**ASSIGNED TASK:** Make an exact copy of the entries that come next.

**INFORMATION GIVEN:**
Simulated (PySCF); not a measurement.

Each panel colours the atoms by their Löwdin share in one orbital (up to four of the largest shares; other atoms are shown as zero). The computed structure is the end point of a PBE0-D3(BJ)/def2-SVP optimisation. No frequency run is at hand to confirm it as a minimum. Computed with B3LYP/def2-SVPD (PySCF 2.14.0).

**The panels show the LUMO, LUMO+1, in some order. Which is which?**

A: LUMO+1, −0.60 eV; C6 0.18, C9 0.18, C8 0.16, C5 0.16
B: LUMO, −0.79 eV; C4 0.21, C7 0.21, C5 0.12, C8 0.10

**EXPECTED ANSWER:**
Simulated (PySCF); not a measurement.

Each panel colours the atoms by their Löwdin share in one orbital (up to four of the largest shares; other atoms are shown as zero). The computed structure is the end point of a PBE0-D3(BJ)/def2-SVP optimisation. No frequency run is at hand to confirm it as a minimum. Computed with B3LYP/def2-SVPD (PySCF 2.14.0).

**The panels show the LUMO, LUMO+1, in some order. Which is which?**

A: LUMO+1, −0.60 eV; C6 0.18, C9 0.18, C8 0.16, C5 0.16
B: LUMO, −0.79 eV; C4 0.21, C7 0.21, C5 0.12, C8 0.10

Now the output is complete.